Activity: A word-for-word copy of the whole listing is required.

Provided information:
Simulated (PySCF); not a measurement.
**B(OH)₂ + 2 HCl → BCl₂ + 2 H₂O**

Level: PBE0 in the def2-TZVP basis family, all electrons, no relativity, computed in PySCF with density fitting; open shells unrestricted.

Written solution:
Simulated (PySCF); not a measurement.
**B(OH)₂ + 2 HCl → BCl₂ + 2 H₂O**

Level: PBE0 in the def2-TZVP basis family, all electrons, no relativity, computed in PySCF with density fitting; open shells unrestricted.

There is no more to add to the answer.